______
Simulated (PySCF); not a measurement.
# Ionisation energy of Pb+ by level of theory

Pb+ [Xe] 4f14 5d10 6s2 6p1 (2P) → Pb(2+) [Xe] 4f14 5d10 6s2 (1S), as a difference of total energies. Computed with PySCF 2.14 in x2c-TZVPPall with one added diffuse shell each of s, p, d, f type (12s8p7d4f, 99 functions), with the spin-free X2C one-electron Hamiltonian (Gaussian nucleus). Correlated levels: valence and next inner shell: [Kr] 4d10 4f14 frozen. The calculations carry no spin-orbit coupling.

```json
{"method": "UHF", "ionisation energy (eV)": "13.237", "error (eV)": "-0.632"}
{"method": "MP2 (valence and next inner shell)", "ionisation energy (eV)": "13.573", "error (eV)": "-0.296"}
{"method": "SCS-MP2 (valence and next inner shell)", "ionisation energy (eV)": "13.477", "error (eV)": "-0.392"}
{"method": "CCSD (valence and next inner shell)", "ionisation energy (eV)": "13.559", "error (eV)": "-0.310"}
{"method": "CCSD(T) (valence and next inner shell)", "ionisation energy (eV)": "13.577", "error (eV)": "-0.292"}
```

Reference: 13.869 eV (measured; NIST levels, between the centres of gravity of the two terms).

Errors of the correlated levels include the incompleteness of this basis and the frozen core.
______

__Required action__.
From the first line of the data above through the line containing "# Ionisation energy of Pb+ by level of theory", set each line down again exactly; include both ends and omit everything else.

__Expected answer__.
Simulated (PySCF); not a measurement.
# Ionisation energy of Pb+ by level of theory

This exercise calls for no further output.